#### Data for review:
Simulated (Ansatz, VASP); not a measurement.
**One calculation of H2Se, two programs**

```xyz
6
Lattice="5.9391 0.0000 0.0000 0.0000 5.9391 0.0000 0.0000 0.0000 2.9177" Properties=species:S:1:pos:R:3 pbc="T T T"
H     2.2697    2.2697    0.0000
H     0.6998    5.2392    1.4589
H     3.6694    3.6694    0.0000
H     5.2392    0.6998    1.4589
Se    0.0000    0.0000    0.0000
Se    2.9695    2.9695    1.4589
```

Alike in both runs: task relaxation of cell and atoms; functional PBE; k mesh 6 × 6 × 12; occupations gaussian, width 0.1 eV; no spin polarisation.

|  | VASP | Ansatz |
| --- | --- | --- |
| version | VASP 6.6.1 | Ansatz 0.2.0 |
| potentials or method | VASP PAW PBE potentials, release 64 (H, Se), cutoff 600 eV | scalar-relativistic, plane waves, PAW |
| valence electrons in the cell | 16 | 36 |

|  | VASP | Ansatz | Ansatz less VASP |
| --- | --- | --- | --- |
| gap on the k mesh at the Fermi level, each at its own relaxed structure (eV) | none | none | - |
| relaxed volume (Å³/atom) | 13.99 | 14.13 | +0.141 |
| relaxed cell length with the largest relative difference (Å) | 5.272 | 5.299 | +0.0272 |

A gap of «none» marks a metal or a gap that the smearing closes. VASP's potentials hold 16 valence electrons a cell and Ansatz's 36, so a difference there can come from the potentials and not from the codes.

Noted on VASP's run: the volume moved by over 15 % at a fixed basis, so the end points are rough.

#### Assigned task:
Transcribe the material exactly, stopping after the "Ansatz 0.2.0 |" line.

#### Solution:
Simulated (Ansatz, VASP); not a measurement.
**One calculation of H2Se, two programs**

```xyz
6
Lattice="5.9391 0.0000 0.0000 0.0000 5.9391 0.0000 0.0000 0.0000 2.9177" Properties=species:S:1:pos:R:3 pbc="T T T"
H     2.2697    2.2697    0.0000
H     0.6998    5.2392    1.4589
H     3.6694    3.6694    0.0000
H     5.2392    0.6998    1.4589
Se    0.0000    0.0000    0.0000
Se    2.9695    2.9695    1.4589
```

Alike in both runs: task relaxation of cell and atoms; functional PBE; k mesh 6 × 6 × 12; occupations gaussian, width 0.1 eV; no spin polarisation.

|  | VASP | Ansatz |
| --- | --- | --- |
| version | VASP 6.6.1 | Ansatz 0.2.0 |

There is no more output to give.